* _DATASET_:
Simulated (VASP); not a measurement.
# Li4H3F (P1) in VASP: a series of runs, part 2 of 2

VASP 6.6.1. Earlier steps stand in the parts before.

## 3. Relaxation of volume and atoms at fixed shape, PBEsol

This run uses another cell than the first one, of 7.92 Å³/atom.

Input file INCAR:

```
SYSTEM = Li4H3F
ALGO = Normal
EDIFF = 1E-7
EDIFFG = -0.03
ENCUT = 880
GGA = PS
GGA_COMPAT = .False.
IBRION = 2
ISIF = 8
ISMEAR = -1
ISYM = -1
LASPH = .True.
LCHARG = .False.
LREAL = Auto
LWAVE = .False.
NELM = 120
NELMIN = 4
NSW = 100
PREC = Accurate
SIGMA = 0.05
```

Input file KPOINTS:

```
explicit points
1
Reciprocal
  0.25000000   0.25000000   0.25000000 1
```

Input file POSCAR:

* _REQUIREMENT_: The answer should reproduce each entry above in full.

* _RESPONSE BOX_:
Simulated (VASP); not a measurement.
# Li4H3F (P1) in VASP: a series of runs, part 2 of 2

VASP 6.6.1. Earlier steps stand in the parts before.

## 3. Relaxation of volume and atoms at fixed shape, PBEsol

This run uses another cell than the first one, of 7.92 Å³/atom.

Input file INCAR:

```
SYSTEM = Li4H3F
ALGO = Normal
EDIFF = 1E-7
EDIFFG = -0.03
ENCUT = 880
GGA = PS
GGA_COMPAT = .False.
IBRION = 2
ISIF = 8
ISMEAR = -1
ISYM = -1
LASPH = .True.
LCHARG = .False.
LREAL = Auto
LWAVE = .False.
NELM = 120
NELMIN = 4
NSW = 100
PREC = Accurate
SIGMA = 0.05
```

Input file KPOINTS:

```
explicit points
1
Reciprocal
  0.25000000   0.25000000   0.25000000 1
```

Input file POSCAR:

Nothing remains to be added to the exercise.